Assigned task:
Below are several entries. Transcribe exactly those lines that fall from the one with "## singlet H₂O: levels of theory in one basis" through the one with "Question: Is a", end lines included.

Dataset excerpts:
=== Begin Enclosure ===
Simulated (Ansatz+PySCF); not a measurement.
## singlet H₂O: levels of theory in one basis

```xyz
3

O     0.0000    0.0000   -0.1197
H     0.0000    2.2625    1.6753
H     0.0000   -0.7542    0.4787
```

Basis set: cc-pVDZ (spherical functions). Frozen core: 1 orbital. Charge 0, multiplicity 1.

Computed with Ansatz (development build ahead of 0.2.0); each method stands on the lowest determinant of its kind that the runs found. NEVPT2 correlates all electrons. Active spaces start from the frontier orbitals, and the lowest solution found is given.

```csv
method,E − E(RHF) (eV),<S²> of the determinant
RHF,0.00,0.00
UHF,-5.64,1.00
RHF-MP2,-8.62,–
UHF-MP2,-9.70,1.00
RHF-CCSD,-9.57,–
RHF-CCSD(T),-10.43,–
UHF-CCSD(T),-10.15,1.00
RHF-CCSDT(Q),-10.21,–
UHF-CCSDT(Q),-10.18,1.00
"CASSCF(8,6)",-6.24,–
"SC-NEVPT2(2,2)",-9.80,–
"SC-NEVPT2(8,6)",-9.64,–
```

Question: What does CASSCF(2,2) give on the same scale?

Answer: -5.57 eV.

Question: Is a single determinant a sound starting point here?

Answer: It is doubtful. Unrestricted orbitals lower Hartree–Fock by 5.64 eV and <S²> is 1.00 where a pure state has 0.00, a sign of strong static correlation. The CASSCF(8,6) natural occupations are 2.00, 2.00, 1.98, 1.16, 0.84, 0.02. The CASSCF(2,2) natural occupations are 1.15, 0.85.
=== End Enclosure ===

Exercise result:
## singlet H₂O: levels of theory in one basis

```xyz
3

O     0.0000    0.0000   -0.1197
H     0.0000    2.2625    1.6753
H     0.0000   -0.7542    0.4787
```

Basis set: cc-pVDZ (spherical functions). Frozen core: 1 orbital. Charge 0, multiplicity 1.

Computed with Ansatz (development build ahead of 0.2.0); each method stands on the lowest determinant of its kind that the runs found. NEVPT2 correlates all electrons. Active spaces start from the frontier orbitals, and the lowest solution found is given.

```csv
method,E − E(RHF) (eV),<S²> of the determinant
RHF,0.00,0.00
UHF,-5.64,1.00
RHF-MP2,-8.62,–
UHF-MP2,-9.70,1.00
RHF-CCSD,-9.57,–
RHF-CCSD(T),-10.43,–
UHF-CCSD(T),-10.15,1.00
RHF-CCSDT(Q),-10.21,–
UHF-CCSDT(Q),-10.18,1.00
"CASSCF(8,6)",-6.24,–
"SC-NEVPT2(2,2)",-9.80,–
"SC-NEVPT2(8,6)",-9.64,–
```

Question: What does CASSCF(2,2) give on the same scale?

Answer: -5.57 eV.

Question: Is a single determinant a sound starting point here?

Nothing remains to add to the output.